Action item =
Your response needs to be the data below, retyped exactly.

**********

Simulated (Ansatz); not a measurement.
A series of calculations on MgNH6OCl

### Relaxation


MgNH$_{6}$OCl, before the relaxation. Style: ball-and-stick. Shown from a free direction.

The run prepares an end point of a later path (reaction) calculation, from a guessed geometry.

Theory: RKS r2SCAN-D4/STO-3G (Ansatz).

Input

**********

Task output =
Simulated (Ansatz); not a measurement.
A series of calculations on MgNH6OCl

### Relaxation


MgNH$_{6}$OCl, before the relaxation. Style: ball-and-stick. Shown from a free direction.

The run prepares an end point of a later path (reaction) calculation, from a guessed geometry.

Theory: RKS r2SCAN-D4/STO-3G (Ansatz).

Input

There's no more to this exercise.